### REQUIREMENT
The data should be printed again, exactly.

### SUPPLIED ENTRIES
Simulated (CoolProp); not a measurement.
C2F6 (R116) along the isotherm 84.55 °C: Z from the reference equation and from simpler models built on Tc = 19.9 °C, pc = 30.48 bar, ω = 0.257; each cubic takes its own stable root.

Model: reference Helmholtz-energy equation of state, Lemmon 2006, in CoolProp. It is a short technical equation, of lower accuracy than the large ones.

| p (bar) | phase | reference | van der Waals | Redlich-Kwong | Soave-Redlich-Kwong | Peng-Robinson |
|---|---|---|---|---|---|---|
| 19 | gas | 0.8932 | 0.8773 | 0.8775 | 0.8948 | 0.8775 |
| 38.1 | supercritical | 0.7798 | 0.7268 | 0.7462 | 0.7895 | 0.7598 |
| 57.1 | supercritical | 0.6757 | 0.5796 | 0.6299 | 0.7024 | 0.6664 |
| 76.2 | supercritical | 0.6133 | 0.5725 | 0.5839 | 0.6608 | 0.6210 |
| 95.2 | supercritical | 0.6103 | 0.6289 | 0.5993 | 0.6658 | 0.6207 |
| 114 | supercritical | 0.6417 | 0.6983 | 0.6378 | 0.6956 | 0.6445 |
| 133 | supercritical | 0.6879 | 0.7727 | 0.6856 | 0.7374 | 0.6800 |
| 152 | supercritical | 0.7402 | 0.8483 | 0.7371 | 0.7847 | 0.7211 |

### ANSWER SECTION
Simulated (CoolProp); not a measurement.
C2F6 (R116) along the isotherm 84.55 °C: Z from the reference equation and from simpler models built on Tc = 19.9 °C, pc = 30.48 bar, ω = 0.257; each cubic takes its own stable root.

Model: reference Helmholtz-energy equation of state, Lemmon 2006, in CoolProp. It is a short technical equation, of lower accuracy than the large ones.

| p (bar) | phase | reference | van der Waals | Redlich-Kwong | Soave-Redlich-Kwong | Peng-Robinson |
|---|---|---|---|---|---|---|
| 19 | gas | 0.8932 | 0.8773 | 0.8775 | 0.8948 | 0.8775 |
| 38.1 | supercritical | 0.7798 | 0.7268 | 0.7462 | 0.7895 | 0.7598 |
| 57.1 | supercritical | 0.6757 | 0.5796 | 0.6299 | 0.7024 | 0.6664 |
| 76.2 | supercritical | 0.6133 | 0.5725 | 0.5839 | 0.6608 | 0.6210 |
| 95.2 | supercritical | 0.6103 | 0.6289 | 0.5993 | 0.6658 | 0.6207 |
| 114 | supercritical | 0.6417 | 0.6983 | 0.6378 | 0.6956 | 0.6445 |
| 133 | supercritical | 0.6879 | 0.7727 | 0.6856 | 0.7374 | 0.6800 |
| 152 | supercritical | 0.7402 | 0.8483 | 0.7371 | 0.7847 | 0.7211 |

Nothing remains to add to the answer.